EXERCISE
Give the lines below again exactly, starting with the line that holds "0.6667 | 0.6253 |" and going on through the line that holds "cell) -1.46 |".

EXCERPTED RECORDS: Begin

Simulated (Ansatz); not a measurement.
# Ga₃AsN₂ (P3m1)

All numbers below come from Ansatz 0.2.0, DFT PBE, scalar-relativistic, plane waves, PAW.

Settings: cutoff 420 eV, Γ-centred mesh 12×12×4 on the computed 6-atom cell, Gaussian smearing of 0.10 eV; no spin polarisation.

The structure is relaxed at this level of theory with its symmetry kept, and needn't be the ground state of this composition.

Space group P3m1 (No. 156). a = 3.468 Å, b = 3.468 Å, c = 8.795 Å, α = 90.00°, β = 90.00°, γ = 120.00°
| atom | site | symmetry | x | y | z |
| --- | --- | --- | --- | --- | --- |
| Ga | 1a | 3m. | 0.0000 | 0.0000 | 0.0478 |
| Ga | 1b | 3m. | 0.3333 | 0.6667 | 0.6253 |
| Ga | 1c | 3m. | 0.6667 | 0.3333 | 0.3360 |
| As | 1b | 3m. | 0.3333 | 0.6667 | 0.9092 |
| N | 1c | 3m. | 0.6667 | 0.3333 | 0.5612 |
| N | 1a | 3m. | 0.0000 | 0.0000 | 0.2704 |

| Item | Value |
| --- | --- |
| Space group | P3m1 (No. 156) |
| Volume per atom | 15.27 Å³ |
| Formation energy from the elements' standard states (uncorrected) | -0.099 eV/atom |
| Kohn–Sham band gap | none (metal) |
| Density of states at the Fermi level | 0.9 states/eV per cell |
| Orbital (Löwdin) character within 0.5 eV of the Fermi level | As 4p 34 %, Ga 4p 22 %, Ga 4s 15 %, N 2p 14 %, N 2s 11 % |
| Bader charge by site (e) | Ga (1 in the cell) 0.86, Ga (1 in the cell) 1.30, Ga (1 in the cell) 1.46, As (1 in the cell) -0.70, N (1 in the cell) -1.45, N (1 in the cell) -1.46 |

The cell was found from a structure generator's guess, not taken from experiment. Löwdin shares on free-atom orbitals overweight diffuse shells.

EXCERPTED RECORDS: End

WRITTEN ANSWER
| Ga | 1b | 3m. | 0.3333 | 0.6667 | 0.6253 |
| Ga | 1c | 3m. | 0.6667 | 0.3333 | 0.3360 |
| As | 1b | 3m. | 0.3333 | 0.6667 | 0.9092 |
| N | 1c | 3m. | 0.6667 | 0.3333 | 0.5612 |
| N | 1a | 3m. | 0.0000 | 0.0000 | 0.2704 |

| Item | Value |
| --- | --- |
| Space group | P3m1 (No. 156) |
| Volume per atom | 15.27 Å³ |
| Formation energy from the elements' standard states (uncorrected) | -0.099 eV/atom |
| Kohn–Sham band gap | none (metal) |
| Density of states at the Fermi level | 0.9 states/eV per cell |
| Orbital (Löwdin) character within 0.5 eV of the Fermi level | As 4p 34 %, Ga 4p 22 %, Ga 4s 15 %, N 2p 14 %, N 2s 11 % |
| Bader charge by site (e) | Ga (1 in the cell) 0.86, Ga (1 in the cell) 1.30, Ga (1 in the cell) 1.46, As (1 in the cell) -0.70, N (1 in the cell) -1.45, N (1 in the cell) -1.46 |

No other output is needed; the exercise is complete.